▸ **WORK ITEM**: Your answer should be the lines below from the one holding "Solution (25 °C): 0.26" through the one holding "Result: B, diluted 2-fold with water", copied exactly and with nothing else.

▸ **EXTRACTED MATERIAL**:
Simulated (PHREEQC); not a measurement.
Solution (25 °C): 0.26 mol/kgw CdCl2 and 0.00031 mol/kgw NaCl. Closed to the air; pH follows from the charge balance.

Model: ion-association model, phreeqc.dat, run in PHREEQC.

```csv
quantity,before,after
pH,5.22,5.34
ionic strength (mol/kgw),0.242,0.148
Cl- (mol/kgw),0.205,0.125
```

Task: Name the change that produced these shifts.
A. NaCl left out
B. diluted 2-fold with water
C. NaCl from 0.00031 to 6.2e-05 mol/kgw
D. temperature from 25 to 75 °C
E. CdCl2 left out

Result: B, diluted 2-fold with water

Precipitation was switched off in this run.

▸ **RESPONSE AREA**:
Solution (25 °C): 0.26 mol/kgw CdCl2 and 0.00031 mol/kgw NaCl. Closed to the air; pH follows from the charge balance.

Model: ion-association model, phreeqc.dat, run in PHREEQC.

```csv
quantity,before,after
pH,5.22,5.34
ionic strength (mol/kgw),0.242,0.148
Cl- (mol/kgw),0.205,0.125
```

Task: Name the change that produced these shifts.
A. NaCl left out
B. diluted 2-fold with water
C. NaCl from 0.00031 to 6.2e-05 mol/kgw
D. temperature from 25 to 75 °C
E. CdCl2 left out

Result: B, diluted 2-fold with water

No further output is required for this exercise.